-- Opening Marker --

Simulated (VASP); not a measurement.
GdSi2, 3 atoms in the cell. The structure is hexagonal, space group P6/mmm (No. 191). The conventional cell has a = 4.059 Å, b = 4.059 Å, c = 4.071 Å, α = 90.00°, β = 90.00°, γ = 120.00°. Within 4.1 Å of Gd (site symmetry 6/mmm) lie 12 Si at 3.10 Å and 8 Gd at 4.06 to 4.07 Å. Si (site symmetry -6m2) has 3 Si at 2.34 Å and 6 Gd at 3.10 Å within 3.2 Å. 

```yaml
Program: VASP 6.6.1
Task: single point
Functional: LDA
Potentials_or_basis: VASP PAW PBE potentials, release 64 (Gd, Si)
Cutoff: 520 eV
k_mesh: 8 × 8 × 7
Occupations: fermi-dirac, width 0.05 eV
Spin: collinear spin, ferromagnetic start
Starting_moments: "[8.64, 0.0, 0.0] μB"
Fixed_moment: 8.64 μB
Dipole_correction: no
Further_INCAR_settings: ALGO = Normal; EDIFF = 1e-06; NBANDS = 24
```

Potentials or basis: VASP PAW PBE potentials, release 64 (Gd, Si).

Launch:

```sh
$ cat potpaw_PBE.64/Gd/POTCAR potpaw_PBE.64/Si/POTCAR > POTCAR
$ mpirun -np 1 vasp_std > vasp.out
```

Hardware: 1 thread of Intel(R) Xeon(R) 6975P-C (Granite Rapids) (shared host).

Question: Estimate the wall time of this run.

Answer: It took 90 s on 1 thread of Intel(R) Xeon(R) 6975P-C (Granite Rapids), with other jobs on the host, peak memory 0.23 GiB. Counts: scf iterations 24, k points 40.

-- Closing Marker --

▶ WORK TASK:
Restate word for word the entries above, starting at the line with "Potentials or basis: VASP" and ending at the line with "Question: Estimate the wall time of this run.", inclusive, and no others.

▶ WRITTEN SOLUTION:
Potentials or basis: VASP PAW PBE potentials, release 64 (Gd, Si).

Launch:

```sh
$ cat potpaw_PBE.64/Gd/POTCAR potpaw_PBE.64/Si/POTCAR > POTCAR
$ mpirun -np 1 vasp_std > vasp.out
```

Hardware: 1 thread of Intel(R) Xeon(R) 6975P-C (Granite Rapids) (shared host).

Question: Estimate the wall time of this run.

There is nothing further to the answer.